Work item: Below are some entries; can you quote all of them exactly?

[Stored data]

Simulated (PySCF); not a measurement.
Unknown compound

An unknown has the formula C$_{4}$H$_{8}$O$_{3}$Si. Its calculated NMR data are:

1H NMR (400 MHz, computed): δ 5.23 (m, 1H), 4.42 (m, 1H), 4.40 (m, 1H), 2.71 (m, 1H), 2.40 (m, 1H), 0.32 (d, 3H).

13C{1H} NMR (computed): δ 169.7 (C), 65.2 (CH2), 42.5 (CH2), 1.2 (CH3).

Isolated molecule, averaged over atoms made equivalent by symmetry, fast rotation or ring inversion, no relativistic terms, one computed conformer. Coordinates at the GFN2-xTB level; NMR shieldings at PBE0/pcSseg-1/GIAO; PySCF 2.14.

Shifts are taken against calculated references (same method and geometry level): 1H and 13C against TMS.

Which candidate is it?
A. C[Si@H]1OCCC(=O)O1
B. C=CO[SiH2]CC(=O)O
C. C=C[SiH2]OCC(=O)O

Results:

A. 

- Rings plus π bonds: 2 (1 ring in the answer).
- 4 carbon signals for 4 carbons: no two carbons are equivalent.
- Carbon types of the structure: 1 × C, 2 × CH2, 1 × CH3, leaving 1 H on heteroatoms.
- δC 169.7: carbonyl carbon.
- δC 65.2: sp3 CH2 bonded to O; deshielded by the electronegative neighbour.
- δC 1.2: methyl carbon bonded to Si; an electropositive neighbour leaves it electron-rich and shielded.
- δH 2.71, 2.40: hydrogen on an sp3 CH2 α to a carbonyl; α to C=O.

[/Stored data]

Task answer:
Simulated (PySCF); not a measurement.
Unknown compound

An unknown has the formula C$_{4}$H$_{8}$O$_{3}$Si. Its calculated NMR data are:

1H NMR (400 MHz, computed): δ 5.23 (m, 1H), 4.42 (m, 1H), 4.40 (m, 1H), 2.71 (m, 1H), 2.40 (m, 1H), 0.32 (d, 3H).

13C{1H} NMR (computed): δ 169.7 (C), 65.2 (CH2), 42.5 (CH2), 1.2 (CH3).

Isolated molecule, averaged over atoms made equivalent by symmetry, fast rotation or ring inversion, no relativistic terms, one computed conformer. Coordinates at the GFN2-xTB level; NMR shieldings at PBE0/pcSseg-1/GIAO; PySCF 2.14.

Shifts are taken against calculated references (same method and geometry level): 1H and 13C against TMS.

Which candidate is it?
A. C[Si@H]1OCCC(=O)O1
B. C=CO[SiH2]CC(=O)O
C. C=C[SiH2]OCC(=O)O

Results:

A. 

- Rings plus π bonds: 2 (1 ring in the answer).
- 4 carbon signals for 4 carbons: no two carbons are equivalent.
- Carbon types of the structure: 1 × C, 2 × CH2, 1 × CH3, leaving 1 H on heteroatoms.
- δC 169.7: carbonyl carbon.
- δC 65.2: sp3 CH2 bonded to O; deshielded by the electronegative neighbour.
- δC 1.2: methyl carbon bonded to Si; an electropositive neighbour leaves it electron-rich and shielded.
- δH 2.71, 2.40: hydrogen on an sp3 CH2 α to a carbonyl; α to C=O.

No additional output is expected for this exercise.